> [Task item]: Give all the data again exactly.

> [Record set]:
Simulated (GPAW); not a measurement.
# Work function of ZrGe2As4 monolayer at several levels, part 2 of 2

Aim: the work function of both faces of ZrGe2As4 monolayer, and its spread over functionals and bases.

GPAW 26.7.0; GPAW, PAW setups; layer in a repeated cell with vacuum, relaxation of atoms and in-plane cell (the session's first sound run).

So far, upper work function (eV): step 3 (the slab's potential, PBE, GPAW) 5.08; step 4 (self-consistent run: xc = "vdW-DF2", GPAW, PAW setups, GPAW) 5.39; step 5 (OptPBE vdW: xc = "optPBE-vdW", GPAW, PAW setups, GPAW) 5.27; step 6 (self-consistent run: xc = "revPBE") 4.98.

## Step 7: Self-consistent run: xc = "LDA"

> [Problem solution]:
Simulated (GPAW); not a measurement.
# Work function of ZrGe2As4 monolayer at several levels, part 2 of 2

Aim: the work function of both faces of ZrGe2As4 monolayer, and its spread over functionals and bases.

GPAW 26.7.0; GPAW, PAW setups; layer in a repeated cell with vacuum, relaxation of atoms and in-plane cell (the session's first sound run).

So far, upper work function (eV): step 3 (the slab's potential, PBE, GPAW) 5.08; step 4 (self-consistent run: xc = "vdW-DF2", GPAW, PAW setups, GPAW) 5.39; step 5 (OptPBE vdW: xc = "optPBE-vdW", GPAW, PAW setups, GPAW) 5.27; step 6 (self-consistent run: xc = "revPBE") 4.98.

## Step 7: Self-consistent run: xc = "LDA"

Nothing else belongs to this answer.